ACTION ITEM.
Transcribe the data that follows, exactly and in full.

ENTRIES PROVIDED.
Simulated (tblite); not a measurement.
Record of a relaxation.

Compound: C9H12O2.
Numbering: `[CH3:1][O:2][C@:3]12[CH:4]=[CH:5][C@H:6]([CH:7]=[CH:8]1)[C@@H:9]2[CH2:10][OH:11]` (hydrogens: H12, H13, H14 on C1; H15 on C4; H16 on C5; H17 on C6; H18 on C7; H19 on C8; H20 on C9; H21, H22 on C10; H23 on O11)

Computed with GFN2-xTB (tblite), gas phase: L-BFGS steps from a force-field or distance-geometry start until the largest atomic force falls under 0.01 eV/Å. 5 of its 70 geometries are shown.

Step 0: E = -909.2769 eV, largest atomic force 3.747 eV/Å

REPLY.
Simulated (tblite); not a measurement.
Record of a relaxation.

Compound: C9H12O2.
Numbering: `[CH3:1][O:2][C@:3]12[CH:4]=[CH:5][C@H:6]([CH:7]=[CH:8]1)[C@@H:9]2[CH2:10][OH:11]` (hydrogens: H12, H13, H14 on C1; H15 on C4; H16 on C5; H17 on C6; H18 on C7; H19 on C8; H20 on C9; H21, H22 on C10; H23 on O11)

Computed with GFN2-xTB (tblite), gas phase: L-BFGS steps from a force-field or distance-geometry start until the largest atomic force falls under 0.01 eV/Å. 5 of its 70 geometries are shown.

Step 0: E = -909.2769 eV, largest atomic force 3.747 eV/Å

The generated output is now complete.